--------

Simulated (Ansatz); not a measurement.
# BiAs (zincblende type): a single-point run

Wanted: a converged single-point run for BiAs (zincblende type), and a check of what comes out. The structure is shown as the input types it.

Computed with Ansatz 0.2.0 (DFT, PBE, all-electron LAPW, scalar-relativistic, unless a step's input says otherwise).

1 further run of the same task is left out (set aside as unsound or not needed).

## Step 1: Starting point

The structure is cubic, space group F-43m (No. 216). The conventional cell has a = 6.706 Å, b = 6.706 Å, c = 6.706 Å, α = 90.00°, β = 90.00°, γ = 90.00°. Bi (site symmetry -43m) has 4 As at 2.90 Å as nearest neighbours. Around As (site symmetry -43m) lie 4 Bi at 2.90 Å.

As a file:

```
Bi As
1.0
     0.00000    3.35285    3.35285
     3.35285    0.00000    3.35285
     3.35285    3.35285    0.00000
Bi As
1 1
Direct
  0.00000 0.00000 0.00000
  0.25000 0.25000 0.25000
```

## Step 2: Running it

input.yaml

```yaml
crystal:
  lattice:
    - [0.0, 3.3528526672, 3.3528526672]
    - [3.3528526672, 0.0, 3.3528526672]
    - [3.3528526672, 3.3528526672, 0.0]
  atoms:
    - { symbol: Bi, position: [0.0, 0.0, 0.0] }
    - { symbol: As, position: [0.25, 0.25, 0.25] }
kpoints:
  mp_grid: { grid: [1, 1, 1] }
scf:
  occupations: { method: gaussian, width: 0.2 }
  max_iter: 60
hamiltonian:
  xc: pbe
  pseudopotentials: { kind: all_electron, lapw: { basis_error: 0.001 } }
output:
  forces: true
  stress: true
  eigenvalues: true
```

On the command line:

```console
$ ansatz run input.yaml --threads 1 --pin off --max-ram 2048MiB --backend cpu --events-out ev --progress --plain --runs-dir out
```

--------

**Task item**:
Exactly those lines that run from the start of the listing to the line containing "1 further run" should be output, and no others.

**Task answer**:
Simulated (Ansatz); not a measurement.
# BiAs (zincblende type): a single-point run

Wanted: a converged single-point run for BiAs (zincblende type), and a check of what comes out. The structure is shown as the input types it.

Computed with Ansatz 0.2.0 (DFT, PBE, all-electron LAPW, scalar-relativistic, unless a step's input says otherwise).

1 further run of the same task is left out (set aside as unsound or not needed).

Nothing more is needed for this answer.